Would you please output, word for word, the span of the listing below that opens on the line containing "How much of" and closes on the line containing "4 atoms, charge 0, spin multiplicity 1."? Include both ends and nothing more.

┄┄┄┄┄┄┄┄┄┄┄┄┄┄┄┄┄┄┄┄

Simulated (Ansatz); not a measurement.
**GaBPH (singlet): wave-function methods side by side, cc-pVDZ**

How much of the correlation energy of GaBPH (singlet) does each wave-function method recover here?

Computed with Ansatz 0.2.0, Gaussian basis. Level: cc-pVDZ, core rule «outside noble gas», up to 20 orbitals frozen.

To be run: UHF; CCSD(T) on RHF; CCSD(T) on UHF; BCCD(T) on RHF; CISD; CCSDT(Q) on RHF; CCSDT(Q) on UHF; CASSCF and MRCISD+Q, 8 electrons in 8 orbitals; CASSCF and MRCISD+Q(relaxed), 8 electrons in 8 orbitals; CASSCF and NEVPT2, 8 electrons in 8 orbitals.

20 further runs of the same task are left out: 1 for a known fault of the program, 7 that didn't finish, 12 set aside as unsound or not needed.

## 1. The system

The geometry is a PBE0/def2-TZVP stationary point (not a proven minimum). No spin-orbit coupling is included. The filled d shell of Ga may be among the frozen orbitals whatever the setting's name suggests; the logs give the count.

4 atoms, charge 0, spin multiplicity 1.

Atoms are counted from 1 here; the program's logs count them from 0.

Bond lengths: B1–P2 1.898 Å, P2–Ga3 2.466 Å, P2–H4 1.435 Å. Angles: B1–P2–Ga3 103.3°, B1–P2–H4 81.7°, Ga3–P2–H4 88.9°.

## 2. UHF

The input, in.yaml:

┄┄┄┄┄┄┄┄┄┄┄┄┄┄┄┄┄┄┄┄

■ TASK SOLUTION ■
How much of the correlation energy of GaBPH (singlet) does each wave-function method recover here?

Computed with Ansatz 0.2.0, Gaussian basis. Level: cc-pVDZ, core rule «outside noble gas», up to 20 orbitals frozen.

To be run: UHF; CCSD(T) on RHF; CCSD(T) on UHF; BCCD(T) on RHF; CISD; CCSDT(Q) on RHF; CCSDT(Q) on UHF; CASSCF and MRCISD+Q, 8 electrons in 8 orbitals; CASSCF and MRCISD+Q(relaxed), 8 electrons in 8 orbitals; CASSCF and NEVPT2, 8 electrons in 8 orbitals.

20 further runs of the same task are left out: 1 for a known fault of the program, 7 that didn't finish, 12 set aside as unsound or not needed.

## 1. The system

The geometry is a PBE0/def2-TZVP stationary point (not a proven minimum). No spin-orbit coupling is included. The filled d shell of Ga may be among the frozen orbitals whatever the setting's name suggests; the logs give the count.

4 atoms, charge 0, spin multiplicity 1.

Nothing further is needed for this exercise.